EXTRACTED ENTRIES →
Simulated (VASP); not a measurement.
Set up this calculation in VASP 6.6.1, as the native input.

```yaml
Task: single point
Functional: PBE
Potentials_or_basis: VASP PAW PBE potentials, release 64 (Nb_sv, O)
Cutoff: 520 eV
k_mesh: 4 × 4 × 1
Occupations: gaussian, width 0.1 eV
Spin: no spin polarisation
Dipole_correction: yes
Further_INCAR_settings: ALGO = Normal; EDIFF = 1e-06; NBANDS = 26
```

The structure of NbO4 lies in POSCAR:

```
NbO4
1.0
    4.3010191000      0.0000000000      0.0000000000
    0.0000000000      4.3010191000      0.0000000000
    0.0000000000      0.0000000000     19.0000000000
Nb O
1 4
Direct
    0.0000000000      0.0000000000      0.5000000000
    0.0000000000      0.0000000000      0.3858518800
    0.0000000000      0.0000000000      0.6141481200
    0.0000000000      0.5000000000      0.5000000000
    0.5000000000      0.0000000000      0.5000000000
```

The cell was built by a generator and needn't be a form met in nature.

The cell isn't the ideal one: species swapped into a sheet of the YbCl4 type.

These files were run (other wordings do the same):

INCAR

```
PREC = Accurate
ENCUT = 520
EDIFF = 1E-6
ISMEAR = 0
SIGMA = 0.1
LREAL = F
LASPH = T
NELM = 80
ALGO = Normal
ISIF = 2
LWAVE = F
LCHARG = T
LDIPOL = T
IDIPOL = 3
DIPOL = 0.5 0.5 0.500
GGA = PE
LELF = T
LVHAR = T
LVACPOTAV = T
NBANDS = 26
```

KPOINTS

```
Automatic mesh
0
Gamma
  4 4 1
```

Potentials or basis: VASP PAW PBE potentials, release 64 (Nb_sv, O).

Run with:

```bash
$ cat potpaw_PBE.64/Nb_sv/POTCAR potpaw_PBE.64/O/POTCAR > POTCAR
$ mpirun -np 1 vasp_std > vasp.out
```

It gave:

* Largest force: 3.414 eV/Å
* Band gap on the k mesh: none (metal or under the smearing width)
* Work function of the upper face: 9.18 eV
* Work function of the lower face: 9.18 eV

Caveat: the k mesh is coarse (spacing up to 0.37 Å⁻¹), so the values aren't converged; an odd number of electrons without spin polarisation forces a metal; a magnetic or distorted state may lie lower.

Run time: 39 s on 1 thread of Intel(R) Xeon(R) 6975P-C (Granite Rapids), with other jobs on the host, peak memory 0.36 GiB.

ASSIGNED TASK → Your reply is to repeat, unchanged, the lines above running from the one with "the smearing width)" up to and including the one with "lower face: 9.18 eV".

RESPONSE BOX →
* Band gap on the k mesh: none (metal or under the smearing width)
* Work function of the upper face: 9.18 eV
* Work function of the lower face: 9.18 eV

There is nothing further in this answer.